- Activity
Please return the whole listing word for word.

══ Extracted entries
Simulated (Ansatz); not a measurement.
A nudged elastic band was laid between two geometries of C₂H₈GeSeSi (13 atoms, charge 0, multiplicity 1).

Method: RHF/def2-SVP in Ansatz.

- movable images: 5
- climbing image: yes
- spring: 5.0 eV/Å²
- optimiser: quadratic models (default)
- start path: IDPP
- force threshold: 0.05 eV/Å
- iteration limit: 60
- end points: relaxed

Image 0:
════

- Answer box
Simulated (Ansatz); not a measurement.
A nudged elastic band was laid between two geometries of C₂H₈GeSeSi (13 atoms, charge 0, multiplicity 1).

Method: RHF/def2-SVP in Ansatz.

- movable images: 5
- climbing image: yes
- spring: 5.0 eV/Å²
- optimiser: quadratic models (default)
- start path: IDPP
- force threshold: 0.05 eV/Å
- iteration limit: 60
- end points: relaxed

Image 0:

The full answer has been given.